Exercise - Every single line below has to be printed once more, exactly.

*** Block opens ***

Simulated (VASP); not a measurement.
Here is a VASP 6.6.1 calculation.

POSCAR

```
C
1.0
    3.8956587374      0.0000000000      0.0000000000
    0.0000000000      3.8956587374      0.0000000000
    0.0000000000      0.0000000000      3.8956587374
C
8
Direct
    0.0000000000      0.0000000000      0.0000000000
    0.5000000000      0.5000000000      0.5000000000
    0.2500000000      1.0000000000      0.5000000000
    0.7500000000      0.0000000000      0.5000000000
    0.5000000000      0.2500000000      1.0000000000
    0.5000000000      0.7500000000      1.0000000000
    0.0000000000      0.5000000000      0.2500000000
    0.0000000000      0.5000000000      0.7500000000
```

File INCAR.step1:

*** Block closes ***

Answer area -
Simulated (VASP); not a measurement.
Here is a VASP 6.6.1 calculation.

POSCAR

```
C
1.0
    3.8956587374      0.0000000000      0.0000000000
    0.0000000000      3.8956587374      0.0000000000
    0.0000000000      0.0000000000      3.8956587374
C
8
Direct
    0.0000000000      0.0000000000      0.0000000000
    0.5000000000      0.5000000000      0.5000000000
    0.2500000000      1.0000000000      0.5000000000
    0.7500000000      0.0000000000      0.5000000000
    0.5000000000      0.2500000000      1.0000000000
    0.5000000000      0.7500000000      1.0000000000
    0.0000000000      0.5000000000      0.2500000000
    0.0000000000      0.5000000000      0.7500000000
```

File INCAR.step1:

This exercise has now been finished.